-- Opening Marker --
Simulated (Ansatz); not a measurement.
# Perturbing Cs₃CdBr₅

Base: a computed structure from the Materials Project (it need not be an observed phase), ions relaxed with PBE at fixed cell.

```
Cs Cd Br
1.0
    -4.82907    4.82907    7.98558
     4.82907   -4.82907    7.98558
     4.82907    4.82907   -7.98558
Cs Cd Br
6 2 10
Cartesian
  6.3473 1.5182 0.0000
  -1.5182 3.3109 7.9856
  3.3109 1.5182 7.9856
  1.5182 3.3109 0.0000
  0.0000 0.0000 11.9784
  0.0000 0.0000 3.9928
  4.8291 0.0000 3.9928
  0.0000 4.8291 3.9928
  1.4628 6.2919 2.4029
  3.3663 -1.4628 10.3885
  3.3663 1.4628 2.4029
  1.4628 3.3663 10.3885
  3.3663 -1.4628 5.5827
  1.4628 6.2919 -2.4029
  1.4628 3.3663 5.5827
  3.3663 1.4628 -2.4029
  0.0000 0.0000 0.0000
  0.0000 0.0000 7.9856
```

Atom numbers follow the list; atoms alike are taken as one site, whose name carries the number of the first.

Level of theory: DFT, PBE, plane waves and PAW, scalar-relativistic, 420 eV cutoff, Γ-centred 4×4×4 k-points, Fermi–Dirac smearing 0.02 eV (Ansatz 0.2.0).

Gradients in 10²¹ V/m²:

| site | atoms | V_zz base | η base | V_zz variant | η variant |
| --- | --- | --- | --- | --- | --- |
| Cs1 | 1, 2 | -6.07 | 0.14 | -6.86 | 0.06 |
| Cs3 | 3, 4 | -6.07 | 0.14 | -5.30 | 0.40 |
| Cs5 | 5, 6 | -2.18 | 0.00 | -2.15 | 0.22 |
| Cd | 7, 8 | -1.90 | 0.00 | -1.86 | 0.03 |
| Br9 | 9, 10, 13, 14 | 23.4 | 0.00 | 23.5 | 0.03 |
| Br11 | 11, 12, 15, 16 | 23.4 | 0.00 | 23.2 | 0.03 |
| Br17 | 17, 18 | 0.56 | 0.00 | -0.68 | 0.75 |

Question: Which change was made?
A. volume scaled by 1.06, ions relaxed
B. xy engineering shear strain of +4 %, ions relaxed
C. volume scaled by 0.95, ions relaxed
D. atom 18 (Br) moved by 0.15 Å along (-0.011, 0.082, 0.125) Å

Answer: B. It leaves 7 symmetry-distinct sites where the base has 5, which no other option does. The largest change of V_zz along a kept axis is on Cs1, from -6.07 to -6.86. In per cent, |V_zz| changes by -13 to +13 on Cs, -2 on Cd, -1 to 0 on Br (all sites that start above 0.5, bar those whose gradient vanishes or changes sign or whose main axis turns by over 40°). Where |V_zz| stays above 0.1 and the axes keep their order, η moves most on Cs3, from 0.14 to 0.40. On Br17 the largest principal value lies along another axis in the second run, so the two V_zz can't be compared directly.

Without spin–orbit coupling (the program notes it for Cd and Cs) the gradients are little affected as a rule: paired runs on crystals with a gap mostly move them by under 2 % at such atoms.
-- Closing Marker --

BRIEF |
Beginning with the line containing "Question: Which change was made?" in the material above, copy every line exactly until you have copied the line containing "D. atom 18 (Br)".

RESPONSE AREA |
Question: Which change was made?
A. volume scaled by 1.06, ions relaxed
B. xy engineering shear strain of +4 %, ions relaxed
C. volume scaled by 0.95, ions relaxed
D. atom 18 (Br) moved by 0.15 Å along (-0.011, 0.082, 0.125) Å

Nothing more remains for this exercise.